Assigned task
Write the entries out again. Every character must match.

Excerpted records
┄┄┄┄┄┄┄┄┄┄
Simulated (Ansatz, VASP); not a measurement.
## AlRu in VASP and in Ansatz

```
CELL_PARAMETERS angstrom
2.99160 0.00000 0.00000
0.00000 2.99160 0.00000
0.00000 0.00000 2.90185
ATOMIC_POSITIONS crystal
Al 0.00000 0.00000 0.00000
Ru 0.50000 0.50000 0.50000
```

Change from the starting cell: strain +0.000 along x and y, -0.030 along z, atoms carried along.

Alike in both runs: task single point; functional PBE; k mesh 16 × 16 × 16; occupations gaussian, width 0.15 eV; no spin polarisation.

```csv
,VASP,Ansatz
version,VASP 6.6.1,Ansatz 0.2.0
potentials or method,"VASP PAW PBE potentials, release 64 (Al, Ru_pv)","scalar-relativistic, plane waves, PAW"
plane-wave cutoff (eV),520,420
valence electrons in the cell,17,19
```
┄┄┄┄┄┄┄┄┄┄

Task result
Simulated (Ansatz, VASP); not a measurement.
## AlRu in VASP and in Ansatz

```
CELL_PARAMETERS angstrom
2.99160 0.00000 0.00000
0.00000 2.99160 0.00000
0.00000 0.00000 2.90185
ATOMIC_POSITIONS crystal
Al 0.00000 0.00000 0.00000
Ru 0.50000 0.50000 0.50000
```

Change from the starting cell: strain +0.000 along x and y, -0.030 along z, atoms carried along.

Alike in both runs: task single point; functional PBE; k mesh 16 × 16 × 16; occupations gaussian, width 0.15 eV; no spin polarisation.

```csv
,VASP,Ansatz
version,VASP 6.6.1,Ansatz 0.2.0
potentials or method,"VASP PAW PBE potentials, release 64 (Al, Ru_pv)","scalar-relativistic, plane waves, PAW"
plane-wave cutoff (eV),520,420
valence electrons in the cell,17,19
```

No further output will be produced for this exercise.